**PROVIDED DATA:**
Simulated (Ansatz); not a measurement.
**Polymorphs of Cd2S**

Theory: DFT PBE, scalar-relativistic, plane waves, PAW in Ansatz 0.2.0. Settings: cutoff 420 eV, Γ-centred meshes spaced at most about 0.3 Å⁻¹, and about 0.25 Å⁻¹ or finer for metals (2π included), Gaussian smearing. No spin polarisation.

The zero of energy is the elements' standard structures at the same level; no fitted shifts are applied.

**TASK ITEM:** Each line in the listing needs to be copied exactly.

**WORKED SOLUTION:**
Simulated (Ansatz); not a measurement.
**Polymorphs of Cd2S**

Theory: DFT PBE, scalar-relativistic, plane waves, PAW in Ansatz 0.2.0. Settings: cutoff 420 eV, Γ-centred meshes spaced at most about 0.3 Å⁻¹, and about 0.25 Å⁻¹ or finer for metals (2π included), Gaussian smearing. No spin polarisation.

The zero of energy is the elements' standard structures at the same level; no fitted shifts are applied.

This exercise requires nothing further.